● **INFORMATION SHOWN**
Content starts

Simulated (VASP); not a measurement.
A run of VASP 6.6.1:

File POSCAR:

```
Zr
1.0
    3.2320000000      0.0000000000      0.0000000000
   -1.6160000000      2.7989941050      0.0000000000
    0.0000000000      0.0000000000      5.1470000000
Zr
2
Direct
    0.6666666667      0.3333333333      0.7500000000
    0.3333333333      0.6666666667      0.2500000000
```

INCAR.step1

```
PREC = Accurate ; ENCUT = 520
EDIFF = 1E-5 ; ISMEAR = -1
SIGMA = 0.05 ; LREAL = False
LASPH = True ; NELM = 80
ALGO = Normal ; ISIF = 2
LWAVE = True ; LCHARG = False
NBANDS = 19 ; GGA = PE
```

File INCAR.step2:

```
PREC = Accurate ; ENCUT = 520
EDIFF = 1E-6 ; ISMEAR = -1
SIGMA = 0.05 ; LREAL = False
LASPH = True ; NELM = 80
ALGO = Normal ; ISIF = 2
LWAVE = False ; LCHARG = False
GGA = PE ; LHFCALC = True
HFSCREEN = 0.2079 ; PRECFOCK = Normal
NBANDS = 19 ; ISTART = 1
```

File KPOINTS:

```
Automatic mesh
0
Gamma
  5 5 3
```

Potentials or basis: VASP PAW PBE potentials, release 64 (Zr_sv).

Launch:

Content ends

● **ACTION ITEM**
Repeat the records above in full, word for word.

● **ANSWER SECTION**
Simulated (VASP); not a measurement.
A run of VASP 6.6.1:

File POSCAR:

```
Zr
1.0
    3.2320000000      0.0000000000      0.0000000000
   -1.6160000000      2.7989941050      0.0000000000
    0.0000000000      0.0000000000      5.1470000000
Zr
2
Direct
    0.6666666667      0.3333333333      0.7500000000
    0.3333333333      0.6666666667      0.2500000000
```

INCAR.step1

```
PREC = Accurate ; ENCUT = 520
EDIFF = 1E-5 ; ISMEAR = -1
SIGMA = 0.05 ; LREAL = False
LASPH = True ; NELM = 80
ALGO = Normal ; ISIF = 2
LWAVE = True ; LCHARG = False
NBANDS = 19 ; GGA = PE
```

File INCAR.step2:

```
PREC = Accurate ; ENCUT = 520
EDIFF = 1E-6 ; ISMEAR = -1
SIGMA = 0.05 ; LREAL = False
LASPH = True ; NELM = 80
ALGO = Normal ; ISIF = 2
LWAVE = False ; LCHARG = False
GGA = PE ; LHFCALC = True
HFSCREEN = 0.2079 ; PRECFOCK = Normal
NBANDS = 19 ; ISTART = 1
```

File KPOINTS:

```
Automatic mesh
0
Gamma
  5 5 3
```

Potentials or basis: VASP PAW PBE potentials, release 64 (Zr_sv).

Launch:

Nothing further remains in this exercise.